■ **ACTION ITEM**
Please reproduce the records, omitting nothing and changing nothing.

-- INFORMATION SUPPLIED follows --
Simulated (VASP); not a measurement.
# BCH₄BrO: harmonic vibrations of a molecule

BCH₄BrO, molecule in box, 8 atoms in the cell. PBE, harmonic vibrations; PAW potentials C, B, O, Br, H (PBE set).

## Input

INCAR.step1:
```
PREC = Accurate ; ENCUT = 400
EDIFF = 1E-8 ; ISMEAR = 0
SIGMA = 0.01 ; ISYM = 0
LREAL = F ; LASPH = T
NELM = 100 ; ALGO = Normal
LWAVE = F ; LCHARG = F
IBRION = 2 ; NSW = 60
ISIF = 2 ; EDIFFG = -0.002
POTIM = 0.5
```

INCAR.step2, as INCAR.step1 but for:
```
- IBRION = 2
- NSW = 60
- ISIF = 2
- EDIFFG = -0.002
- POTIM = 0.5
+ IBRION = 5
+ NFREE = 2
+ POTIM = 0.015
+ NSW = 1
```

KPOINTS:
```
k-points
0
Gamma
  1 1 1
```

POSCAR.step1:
-- INFORMATION SUPPLIED concluded --

■ **RESPONSE**
Simulated (VASP); not a measurement.
# BCH₄BrO: harmonic vibrations of a molecule

BCH₄BrO, molecule in box, 8 atoms in the cell. PBE, harmonic vibrations; PAW potentials C, B, O, Br, H (PBE set).

## Input

INCAR.step1:
```
PREC = Accurate ; ENCUT = 400
EDIFF = 1E-8 ; ISMEAR = 0
SIGMA = 0.01 ; ISYM = 0
LREAL = F ; LASPH = T
NELM = 100 ; ALGO = Normal
LWAVE = F ; LCHARG = F
IBRION = 2 ; NSW = 60
ISIF = 2 ; EDIFFG = -0.002
POTIM = 0.5
```

INCAR.step2, as INCAR.step1 but for:
```
- IBRION = 2
- NSW = 60
- ISIF = 2
- EDIFFG = -0.002
- POTIM = 0.5
+ IBRION = 5
+ NFREE = 2
+ POTIM = 0.015
+ NSW = 1
```

KPOINTS:
```
k-points
0
Gamma
  1 1 1
```

POSCAR.step1:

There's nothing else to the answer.